▶ Brief
Below is a set of records. Repeat all of them exactly.

Dataset records Start Marker
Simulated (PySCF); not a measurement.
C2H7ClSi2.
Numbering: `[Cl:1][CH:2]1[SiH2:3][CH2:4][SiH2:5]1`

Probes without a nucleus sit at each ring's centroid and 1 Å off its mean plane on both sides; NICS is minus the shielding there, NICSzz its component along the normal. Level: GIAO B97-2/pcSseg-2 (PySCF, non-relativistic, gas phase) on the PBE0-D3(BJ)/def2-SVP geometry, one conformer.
Dataset records End Marker

▶ Exercise response
Simulated (PySCF); not a measurement.
C2H7ClSi2.
Numbering: `[Cl:1][CH:2]1[SiH2:3][CH2:4][SiH2:5]1`

Probes without a nucleus sit at each ring's centroid and 1 Å off its mean plane on both sides; NICS is minus the shielding there, NICSzz its component along the normal. Level: GIAO B97-2/pcSseg-2 (PySCF, non-relativistic, gas phase) on the PBE0-D3(BJ)/def2-SVP geometry, one conformer.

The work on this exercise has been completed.